## Work item
Reproduce exactly, and only, the lines running from the start of the entries below to the line containing "A: Pressure 12.0".

## Dataset entries
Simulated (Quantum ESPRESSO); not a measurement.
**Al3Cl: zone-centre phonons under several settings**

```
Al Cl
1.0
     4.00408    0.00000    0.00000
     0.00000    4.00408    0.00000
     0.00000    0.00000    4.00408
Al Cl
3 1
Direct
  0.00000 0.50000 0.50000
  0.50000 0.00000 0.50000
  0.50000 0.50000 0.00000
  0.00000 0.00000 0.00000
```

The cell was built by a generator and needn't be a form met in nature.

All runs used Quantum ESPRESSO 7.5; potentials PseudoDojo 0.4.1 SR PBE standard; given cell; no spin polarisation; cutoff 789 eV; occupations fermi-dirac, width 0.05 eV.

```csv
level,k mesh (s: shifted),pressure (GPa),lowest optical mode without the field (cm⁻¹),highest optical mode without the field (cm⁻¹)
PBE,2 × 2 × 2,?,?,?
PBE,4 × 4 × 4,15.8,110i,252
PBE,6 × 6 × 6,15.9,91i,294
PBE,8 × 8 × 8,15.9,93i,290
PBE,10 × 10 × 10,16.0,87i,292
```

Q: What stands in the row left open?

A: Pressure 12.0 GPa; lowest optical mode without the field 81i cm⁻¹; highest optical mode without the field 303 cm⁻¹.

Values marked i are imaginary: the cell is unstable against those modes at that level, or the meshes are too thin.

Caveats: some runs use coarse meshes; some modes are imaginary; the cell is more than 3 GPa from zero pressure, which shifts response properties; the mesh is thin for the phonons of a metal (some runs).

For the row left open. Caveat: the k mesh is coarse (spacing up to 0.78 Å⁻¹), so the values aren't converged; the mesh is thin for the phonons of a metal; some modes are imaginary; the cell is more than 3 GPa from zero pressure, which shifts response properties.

## Answer section
Simulated (Quantum ESPRESSO); not a measurement.
**Al3Cl: zone-centre phonons under several settings**

```
Al Cl
1.0
     4.00408    0.00000    0.00000
     0.00000    4.00408    0.00000
     0.00000    0.00000    4.00408
Al Cl
3 1
Direct
  0.00000 0.50000 0.50000
  0.50000 0.00000 0.50000
  0.50000 0.50000 0.00000
  0.00000 0.00000 0.00000
```

The cell was built by a generator and needn't be a form met in nature.

All runs used Quantum ESPRESSO 7.5; potentials PseudoDojo 0.4.1 SR PBE standard; given cell; no spin polarisation; cutoff 789 eV; occupations fermi-dirac, width 0.05 eV.

```csv
level,k mesh (s: shifted),pressure (GPa),lowest optical mode without the field (cm⁻¹),highest optical mode without the field (cm⁻¹)
PBE,2 × 2 × 2,?,?,?
PBE,4 × 4 × 4,15.8,110i,252
PBE,6 × 6 × 6,15.9,91i,294
PBE,8 × 8 × 8,15.9,93i,290
PBE,10 × 10 × 10,16.0,87i,292
```

Q: What stands in the row left open?

A: Pressure 12.0 GPa; lowest optical mode without the field 81i cm⁻¹; highest optical mode without the field 303 cm⁻¹.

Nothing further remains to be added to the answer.